[Activity] From the first line onward, reproduce the records exactly; the final line to include is the one holding "Result: C (0.85".

[Available data]
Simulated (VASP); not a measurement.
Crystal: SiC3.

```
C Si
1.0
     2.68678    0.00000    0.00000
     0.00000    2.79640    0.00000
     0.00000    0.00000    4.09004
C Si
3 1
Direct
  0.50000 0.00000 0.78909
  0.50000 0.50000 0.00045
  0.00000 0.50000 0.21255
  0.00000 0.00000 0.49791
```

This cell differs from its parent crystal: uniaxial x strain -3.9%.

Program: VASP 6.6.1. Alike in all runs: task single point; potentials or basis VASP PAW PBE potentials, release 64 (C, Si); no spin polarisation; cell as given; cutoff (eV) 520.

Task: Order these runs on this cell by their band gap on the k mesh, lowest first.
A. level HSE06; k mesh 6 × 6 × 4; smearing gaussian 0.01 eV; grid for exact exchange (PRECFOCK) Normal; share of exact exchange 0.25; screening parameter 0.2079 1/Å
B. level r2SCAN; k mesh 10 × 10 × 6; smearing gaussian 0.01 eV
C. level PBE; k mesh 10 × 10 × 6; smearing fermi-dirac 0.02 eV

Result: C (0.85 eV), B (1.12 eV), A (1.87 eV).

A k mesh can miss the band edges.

[Written response]
Simulated (VASP); not a measurement.
Crystal: SiC3.

```
C Si
1.0
     2.68678    0.00000    0.00000
     0.00000    2.79640    0.00000
     0.00000    0.00000    4.09004
C Si
3 1
Direct
  0.50000 0.00000 0.78909
  0.50000 0.50000 0.00045
  0.00000 0.50000 0.21255
  0.00000 0.00000 0.49791
```

This cell differs from its parent crystal: uniaxial x strain -3.9%.

Program: VASP 6.6.1. Alike in all runs: task single point; potentials or basis VASP PAW PBE potentials, release 64 (C, Si); no spin polarisation; cell as given; cutoff (eV) 520.

Task: Order these runs on this cell by their band gap on the k mesh, lowest first.
A. level HSE06; k mesh 6 × 6 × 4; smearing gaussian 0.01 eV; grid for exact exchange (PRECFOCK) Normal; share of exact exchange 0.25; screening parameter 0.2079 1/Å
B. level r2SCAN; k mesh 10 × 10 × 6; smearing gaussian 0.01 eV
C. level PBE; k mesh 10 × 10 × 6; smearing fermi-dirac 0.02 eV

Result: C (0.85 eV), B (1.12 eV), A (1.87 eV).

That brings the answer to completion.